..........

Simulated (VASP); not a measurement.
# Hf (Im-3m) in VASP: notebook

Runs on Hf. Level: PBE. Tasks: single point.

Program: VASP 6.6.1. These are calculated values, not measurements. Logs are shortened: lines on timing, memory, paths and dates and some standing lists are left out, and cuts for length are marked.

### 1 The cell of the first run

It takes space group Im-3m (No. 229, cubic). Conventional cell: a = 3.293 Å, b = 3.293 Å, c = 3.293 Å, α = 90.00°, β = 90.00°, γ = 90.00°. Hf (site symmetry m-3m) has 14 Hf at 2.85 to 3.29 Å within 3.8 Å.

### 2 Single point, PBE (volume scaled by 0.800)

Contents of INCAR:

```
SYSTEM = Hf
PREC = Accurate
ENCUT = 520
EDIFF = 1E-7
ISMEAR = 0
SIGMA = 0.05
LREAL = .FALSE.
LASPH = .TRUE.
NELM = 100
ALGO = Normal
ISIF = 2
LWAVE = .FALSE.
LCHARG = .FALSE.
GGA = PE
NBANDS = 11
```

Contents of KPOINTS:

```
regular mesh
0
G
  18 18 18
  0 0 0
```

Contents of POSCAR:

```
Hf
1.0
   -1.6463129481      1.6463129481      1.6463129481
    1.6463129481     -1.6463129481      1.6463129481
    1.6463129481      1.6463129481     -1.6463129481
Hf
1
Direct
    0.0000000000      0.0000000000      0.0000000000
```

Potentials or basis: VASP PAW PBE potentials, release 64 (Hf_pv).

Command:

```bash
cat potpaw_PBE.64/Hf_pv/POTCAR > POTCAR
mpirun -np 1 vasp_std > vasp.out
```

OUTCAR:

..........

Reproduce exactly the lines that run from the start of the records to the line with "### 1 The cell of the first run", both included.

Simulated (VASP); not a measurement.
# Hf (Im-3m) in VASP: notebook

Runs on Hf. Level: PBE. Tasks: single point.

Program: VASP 6.6.1. These are calculated values, not measurements. Logs are shortened: lines on timing, memory, paths and dates and some standing lists are left out, and cuts for length are marked.

### 1 The cell of the first run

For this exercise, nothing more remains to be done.